*RECORDED INFORMATION*:
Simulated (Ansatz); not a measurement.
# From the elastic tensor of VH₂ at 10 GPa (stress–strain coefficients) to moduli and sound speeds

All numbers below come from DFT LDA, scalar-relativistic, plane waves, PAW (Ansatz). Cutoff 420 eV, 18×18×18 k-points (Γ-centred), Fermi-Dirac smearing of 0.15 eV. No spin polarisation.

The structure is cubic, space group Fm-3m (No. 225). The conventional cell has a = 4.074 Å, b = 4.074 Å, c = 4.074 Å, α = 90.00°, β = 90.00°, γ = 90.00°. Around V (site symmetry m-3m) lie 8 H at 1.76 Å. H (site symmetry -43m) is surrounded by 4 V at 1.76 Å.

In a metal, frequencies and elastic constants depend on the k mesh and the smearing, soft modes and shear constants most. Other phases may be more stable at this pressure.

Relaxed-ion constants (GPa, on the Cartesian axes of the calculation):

*WORK ORDER*: Nothing in the data may be left out. Copy all of it exactly.

*RESULT*:
Simulated (Ansatz); not a measurement.
# From the elastic tensor of VH₂ at 10 GPa (stress–strain coefficients) to moduli and sound speeds

All numbers below come from DFT LDA, scalar-relativistic, plane waves, PAW (Ansatz). Cutoff 420 eV, 18×18×18 k-points (Γ-centred), Fermi-Dirac smearing of 0.15 eV. No spin polarisation.

The structure is cubic, space group Fm-3m (No. 225). The conventional cell has a = 4.074 Å, b = 4.074 Å, c = 4.074 Å, α = 90.00°, β = 90.00°, γ = 90.00°. Around V (site symmetry m-3m) lie 8 H at 1.76 Å. H (site symmetry -43m) is surrounded by 4 V at 1.76 Å.

In a metal, frequencies and elastic constants depend on the k mesh and the smearing, soft modes and shear constants most. Other phases may be more stable at this pressure.

Relaxed-ion constants (GPa, on the Cartesian axes of the calculation):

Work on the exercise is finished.